ASSIGNED TASK
Return the data below exactly, stopping after the line with "Caveats: forces of".

PROVIDED MATERIAL
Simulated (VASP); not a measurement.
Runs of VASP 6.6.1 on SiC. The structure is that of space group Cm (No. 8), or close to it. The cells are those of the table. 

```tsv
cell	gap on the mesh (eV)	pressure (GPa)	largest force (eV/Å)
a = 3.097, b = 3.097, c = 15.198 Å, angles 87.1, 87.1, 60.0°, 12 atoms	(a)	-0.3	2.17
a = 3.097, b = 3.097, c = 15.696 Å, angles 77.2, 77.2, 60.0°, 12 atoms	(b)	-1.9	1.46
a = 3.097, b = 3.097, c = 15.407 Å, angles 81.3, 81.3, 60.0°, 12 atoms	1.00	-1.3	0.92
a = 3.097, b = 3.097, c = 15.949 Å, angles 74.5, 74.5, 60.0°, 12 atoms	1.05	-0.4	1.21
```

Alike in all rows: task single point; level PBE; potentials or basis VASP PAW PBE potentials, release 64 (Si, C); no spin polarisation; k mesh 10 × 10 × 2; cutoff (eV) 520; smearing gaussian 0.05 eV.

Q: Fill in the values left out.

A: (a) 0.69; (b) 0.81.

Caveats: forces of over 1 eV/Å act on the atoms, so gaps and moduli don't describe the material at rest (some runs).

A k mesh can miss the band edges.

WRITTEN ANSWER
Simulated (VASP); not a measurement.
Runs of VASP 6.6.1 on SiC. The structure is that of space group Cm (No. 8), or close to it. The cells are those of the table. 

```tsv
cell	gap on the mesh (eV)	pressure (GPa)	largest force (eV/Å)
a = 3.097, b = 3.097, c = 15.198 Å, angles 87.1, 87.1, 60.0°, 12 atoms	(a)	-0.3	2.17
a = 3.097, b = 3.097, c = 15.696 Å, angles 77.2, 77.2, 60.0°, 12 atoms	(b)	-1.9	1.46
a = 3.097, b = 3.097, c = 15.407 Å, angles 81.3, 81.3, 60.0°, 12 atoms	1.00	-1.3	0.92
a = 3.097, b = 3.097, c = 15.949 Å, angles 74.5, 74.5, 60.0°, 12 atoms	1.05	-0.4	1.21
```

Alike in all rows: task single point; level PBE; potentials or basis VASP PAW PBE potentials, release 64 (Si, C); no spin polarisation; k mesh 10 × 10 × 2; cutoff (eV) 520; smearing gaussian 0.05 eV.

Q: Fill in the values left out.

A: (a) 0.69; (b) 0.81.

Caveats: forces of over 1 eV/Å act on the atoms, so gaps and moduli don't describe the material at rest (some runs).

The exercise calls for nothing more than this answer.